■ ASSIGNED TASK ■
Print the first line of the material below and each line after it, exactly as written, ending with the line that contains "The calculation used".

Start of ENTRIES SHOWN

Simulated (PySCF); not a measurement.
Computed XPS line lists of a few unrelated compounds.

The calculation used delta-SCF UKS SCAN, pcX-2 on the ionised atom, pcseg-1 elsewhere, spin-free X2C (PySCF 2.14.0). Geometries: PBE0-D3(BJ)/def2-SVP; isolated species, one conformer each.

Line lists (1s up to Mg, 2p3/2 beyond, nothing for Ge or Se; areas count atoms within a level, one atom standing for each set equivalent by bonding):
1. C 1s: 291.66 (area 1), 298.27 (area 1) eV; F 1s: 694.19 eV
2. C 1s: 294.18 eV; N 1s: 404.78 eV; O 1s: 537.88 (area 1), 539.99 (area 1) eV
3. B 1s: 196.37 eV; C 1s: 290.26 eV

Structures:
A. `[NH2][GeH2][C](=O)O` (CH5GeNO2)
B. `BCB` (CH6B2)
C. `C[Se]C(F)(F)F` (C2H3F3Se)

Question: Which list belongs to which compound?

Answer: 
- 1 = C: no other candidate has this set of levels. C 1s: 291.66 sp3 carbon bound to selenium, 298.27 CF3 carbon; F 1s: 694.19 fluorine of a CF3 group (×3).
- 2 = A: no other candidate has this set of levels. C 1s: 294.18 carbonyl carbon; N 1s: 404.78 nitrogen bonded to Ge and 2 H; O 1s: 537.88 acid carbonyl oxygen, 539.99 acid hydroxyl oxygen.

End of ENTRIES SHOWN

■ WRITTEN SOLUTION ■
Simulated (PySCF); not a measurement.
Computed XPS line lists of a few unrelated compounds.

The calculation used delta-SCF UKS SCAN, pcX-2 on the ionised atom, pcseg-1 elsewhere, spin-free X2C (PySCF 2.14.0). Geometries: PBE0-D3(BJ)/def2-SVP; isolated species, one conformer each.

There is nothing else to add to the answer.